_Work task_
All records must be restated word for word.

_Stored data_

=-=-=-=-=

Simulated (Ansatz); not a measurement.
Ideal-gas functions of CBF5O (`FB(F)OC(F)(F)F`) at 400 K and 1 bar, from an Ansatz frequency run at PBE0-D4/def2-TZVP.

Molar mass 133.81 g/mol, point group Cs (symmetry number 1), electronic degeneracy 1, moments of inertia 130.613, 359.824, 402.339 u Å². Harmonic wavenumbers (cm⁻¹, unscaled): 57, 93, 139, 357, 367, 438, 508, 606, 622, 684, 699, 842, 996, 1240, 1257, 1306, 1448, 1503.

=-=-=-=-=

_Task output_
Simulated (Ansatz); not a measurement.
Ideal-gas functions of CBF5O (`FB(F)OC(F)(F)F`) at 400 K and 1 bar, from an Ansatz frequency run at PBE0-D4/def2-TZVP.

Molar mass 133.81 g/mol, point group Cs (symmetry number 1), electronic degeneracy 1, moments of inertia 130.613, 359.824, 402.339 u Å². Harmonic wavenumbers (cm⁻¹, unscaled): 57, 93, 139, 357, 367, 438, 508, 606, 622, 684, 699, 842, 996, 1240, 1257, 1306, 1448, 1503.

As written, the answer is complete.